**Work order**.
Look below for the line that contains "5 | -10.60 |", then copy it and each following line exactly, through and including the line that contains "93 | -33.83 |".

◆ ◆ ◆ ◆ ◆

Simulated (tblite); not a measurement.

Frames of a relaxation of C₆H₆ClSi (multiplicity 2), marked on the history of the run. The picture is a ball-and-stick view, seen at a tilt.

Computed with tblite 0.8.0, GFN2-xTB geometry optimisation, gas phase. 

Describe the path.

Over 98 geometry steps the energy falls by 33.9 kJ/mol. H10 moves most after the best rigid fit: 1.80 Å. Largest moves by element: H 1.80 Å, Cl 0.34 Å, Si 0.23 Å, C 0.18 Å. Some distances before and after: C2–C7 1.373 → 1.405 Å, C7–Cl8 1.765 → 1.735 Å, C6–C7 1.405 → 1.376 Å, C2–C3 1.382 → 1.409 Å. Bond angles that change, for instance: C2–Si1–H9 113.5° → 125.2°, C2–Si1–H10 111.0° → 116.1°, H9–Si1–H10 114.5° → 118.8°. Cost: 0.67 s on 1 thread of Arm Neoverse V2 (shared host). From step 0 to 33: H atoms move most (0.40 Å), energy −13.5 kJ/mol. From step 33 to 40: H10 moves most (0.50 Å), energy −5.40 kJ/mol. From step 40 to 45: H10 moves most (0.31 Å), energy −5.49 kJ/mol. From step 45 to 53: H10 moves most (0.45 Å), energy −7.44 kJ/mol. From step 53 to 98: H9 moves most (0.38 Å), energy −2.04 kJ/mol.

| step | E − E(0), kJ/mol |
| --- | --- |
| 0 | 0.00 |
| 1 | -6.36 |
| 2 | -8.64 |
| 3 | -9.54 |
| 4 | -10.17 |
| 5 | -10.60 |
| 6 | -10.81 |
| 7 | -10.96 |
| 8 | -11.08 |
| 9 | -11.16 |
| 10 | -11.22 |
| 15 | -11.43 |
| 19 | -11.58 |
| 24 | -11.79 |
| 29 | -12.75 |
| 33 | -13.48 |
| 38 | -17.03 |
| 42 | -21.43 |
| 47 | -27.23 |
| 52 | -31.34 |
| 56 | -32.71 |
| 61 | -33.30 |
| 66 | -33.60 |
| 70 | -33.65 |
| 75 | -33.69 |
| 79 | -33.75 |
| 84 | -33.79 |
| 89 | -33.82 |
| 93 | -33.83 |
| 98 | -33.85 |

◆ ◆ ◆ ◆ ◆

**Answer space**.
| 5 | -10.60 |
| 6 | -10.81 |
| 7 | -10.96 |
| 8 | -11.08 |
| 9 | -11.16 |
| 10 | -11.22 |
| 15 | -11.43 |
| 19 | -11.58 |
| 24 | -11.79 |
| 29 | -12.75 |
| 33 | -13.48 |
| 38 | -17.03 |
| 42 | -21.43 |
| 47 | -27.23 |
| 52 | -31.34 |
| 56 | -32.71 |
| 61 | -33.30 |
| 66 | -33.60 |
| 70 | -33.65 |
| 75 | -33.69 |
| 79 | -33.75 |
| 84 | -33.79 |
| 89 | -33.82 |
| 93 | -33.83 |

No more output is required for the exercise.